TASK ITEM:
Once the line containing "Processor: Arm Neoverse" has been written out, stop; until then, restate each line of the entries below word for word from the first.

DATASET ENTRIES:
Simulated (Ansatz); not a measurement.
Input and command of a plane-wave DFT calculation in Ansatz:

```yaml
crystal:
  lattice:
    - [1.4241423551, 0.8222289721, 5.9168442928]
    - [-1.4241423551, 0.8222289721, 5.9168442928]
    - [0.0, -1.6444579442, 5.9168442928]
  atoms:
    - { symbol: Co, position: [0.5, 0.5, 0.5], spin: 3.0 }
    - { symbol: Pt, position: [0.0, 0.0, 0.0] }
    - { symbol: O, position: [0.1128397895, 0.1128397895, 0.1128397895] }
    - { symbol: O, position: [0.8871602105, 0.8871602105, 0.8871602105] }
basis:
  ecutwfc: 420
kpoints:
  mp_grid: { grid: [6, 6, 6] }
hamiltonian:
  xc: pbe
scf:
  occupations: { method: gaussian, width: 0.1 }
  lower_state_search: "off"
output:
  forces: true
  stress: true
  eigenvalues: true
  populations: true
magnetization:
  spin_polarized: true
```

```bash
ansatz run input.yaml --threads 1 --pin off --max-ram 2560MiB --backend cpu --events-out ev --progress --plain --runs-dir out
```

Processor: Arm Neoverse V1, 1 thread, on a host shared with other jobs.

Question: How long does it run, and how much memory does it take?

PROBLEM SOLUTION:
Simulated (Ansatz); not a measurement.
Input and command of a plane-wave DFT calculation in Ansatz:

```yaml
crystal:
  lattice:
    - [1.4241423551, 0.8222289721, 5.9168442928]
    - [-1.4241423551, 0.8222289721, 5.9168442928]
    - [0.0, -1.6444579442, 5.9168442928]
  atoms:
    - { symbol: Co, position: [0.5, 0.5, 0.5], spin: 3.0 }
    - { symbol: Pt, position: [0.0, 0.0, 0.0] }
    - { symbol: O, position: [0.1128397895, 0.1128397895, 0.1128397895] }
    - { symbol: O, position: [0.8871602105, 0.8871602105, 0.8871602105] }
basis:
  ecutwfc: 420
kpoints:
  mp_grid: { grid: [6, 6, 6] }
hamiltonian:
  xc: pbe
scf:
  occupations: { method: gaussian, width: 0.1 }
  lower_state_search: "off"
output:
  forces: true
  stress: true
  eigenvalues: true
  populations: true
magnetization:
  spin_polarized: true
```

```bash
ansatz run input.yaml --threads 1 --pin off --max-ram 2560MiB --backend cpu --events-out ev --progress --plain --runs-dir out
```

Processor: Arm Neoverse V1, 1 thread, on a host shared with other jobs.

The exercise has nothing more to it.